_Entries provided:_

»»

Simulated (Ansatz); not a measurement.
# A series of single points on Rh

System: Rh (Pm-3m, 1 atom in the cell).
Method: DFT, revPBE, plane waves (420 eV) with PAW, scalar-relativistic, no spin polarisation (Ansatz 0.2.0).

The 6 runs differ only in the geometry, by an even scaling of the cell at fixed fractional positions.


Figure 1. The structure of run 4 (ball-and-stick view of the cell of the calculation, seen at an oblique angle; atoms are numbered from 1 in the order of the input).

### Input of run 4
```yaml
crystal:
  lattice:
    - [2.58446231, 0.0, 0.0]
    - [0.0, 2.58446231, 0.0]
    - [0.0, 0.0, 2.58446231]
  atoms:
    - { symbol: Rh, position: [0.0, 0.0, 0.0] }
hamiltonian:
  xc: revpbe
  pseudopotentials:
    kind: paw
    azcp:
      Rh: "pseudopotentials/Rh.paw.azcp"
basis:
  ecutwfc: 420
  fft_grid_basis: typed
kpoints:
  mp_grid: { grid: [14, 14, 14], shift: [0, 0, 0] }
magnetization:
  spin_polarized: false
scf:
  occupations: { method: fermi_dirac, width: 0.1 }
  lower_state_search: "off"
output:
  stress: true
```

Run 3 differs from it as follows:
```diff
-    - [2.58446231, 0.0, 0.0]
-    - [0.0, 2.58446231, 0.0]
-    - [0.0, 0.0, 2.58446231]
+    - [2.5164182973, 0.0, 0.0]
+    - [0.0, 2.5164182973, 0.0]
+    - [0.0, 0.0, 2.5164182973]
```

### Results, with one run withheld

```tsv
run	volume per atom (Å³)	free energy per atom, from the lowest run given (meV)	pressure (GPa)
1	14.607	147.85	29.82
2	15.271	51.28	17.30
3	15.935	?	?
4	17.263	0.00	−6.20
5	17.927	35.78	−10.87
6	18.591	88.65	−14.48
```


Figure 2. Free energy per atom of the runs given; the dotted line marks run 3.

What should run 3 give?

««

_Work item:_ From the start of the data to the line that holds "Figure 2. Free", retype each line exactly, with both ends included.

_Exercise answer:_
Simulated (Ansatz); not a measurement.
# A series of single points on Rh

System: Rh (Pm-3m, 1 atom in the cell).
Method: DFT, revPBE, plane waves (420 eV) with PAW, scalar-relativistic, no spin polarisation (Ansatz 0.2.0).

The 6 runs differ only in the geometry, by an even scaling of the cell at fixed fractional positions.


Figure 1. The structure of run 4 (ball-and-stick view of the cell of the calculation, seen at an oblique angle; atoms are numbered from 1 in the order of the input).

### Input of run 4
```yaml
crystal:
  lattice:
    - [2.58446231, 0.0, 0.0]
    - [0.0, 2.58446231, 0.0]
    - [0.0, 0.0, 2.58446231]
  atoms:
    - { symbol: Rh, position: [0.0, 0.0, 0.0] }
hamiltonian:
  xc: revpbe
  pseudopotentials:
    kind: paw
    azcp:
      Rh: "pseudopotentials/Rh.paw.azcp"
basis:
  ecutwfc: 420
  fft_grid_basis: typed
kpoints:
  mp_grid: { grid: [14, 14, 14], shift: [0, 0, 0] }
magnetization:
  spin_polarized: false
scf:
  occupations: { method: fermi_dirac, width: 0.1 }
  lower_state_search: "off"
output:
  stress: true
```

Run 3 differs from it as follows:
```diff
-    - [2.58446231, 0.0, 0.0]
-    - [0.0, 2.58446231, 0.0]
-    - [0.0, 0.0, 2.58446231]
+    - [2.5164182973, 0.0, 0.0]
+    - [0.0, 2.5164182973, 0.0]
+    - [0.0, 0.0, 2.5164182973]
```

### Results, with one run withheld

```tsv
run	volume per atom (Å³)	free energy per atom, from the lowest run given (meV)	pressure (GPa)
1	14.607	147.85	29.82
2	15.271	51.28	17.30
3	15.935	?	?
4	17.263	0.00	−6.20
5	17.927	35.78	−10.87
6	18.591	88.65	−14.48
```


Figure 2. Free energy per atom of the runs given; the dotted line marks run 3.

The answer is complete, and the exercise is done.